ACTION ITEM -
Use the entries below and reproduce exactly the lines from the one containing "Problem. CCSD: starting" down to the one containing "orbital energies (hartree): MO1", both of them included.

[[ RAW DATA open ]]

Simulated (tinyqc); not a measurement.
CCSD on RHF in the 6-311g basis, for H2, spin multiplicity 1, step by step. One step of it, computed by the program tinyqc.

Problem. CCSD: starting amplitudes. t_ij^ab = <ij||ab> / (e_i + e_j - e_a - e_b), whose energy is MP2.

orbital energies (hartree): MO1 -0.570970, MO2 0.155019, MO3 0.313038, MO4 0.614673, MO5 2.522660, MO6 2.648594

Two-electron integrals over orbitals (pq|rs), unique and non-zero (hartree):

[[ RAW DATA closed ]]

TASK ANSWER -
Problem. CCSD: starting amplitudes. t_ij^ab = <ij||ab> / (e_i + e_j - e_a - e_b), whose energy is MP2.

orbital energies (hartree): MO1 -0.570970, MO2 0.155019, MO3 0.313038, MO4 0.614673, MO5 2.522660, MO6 2.648594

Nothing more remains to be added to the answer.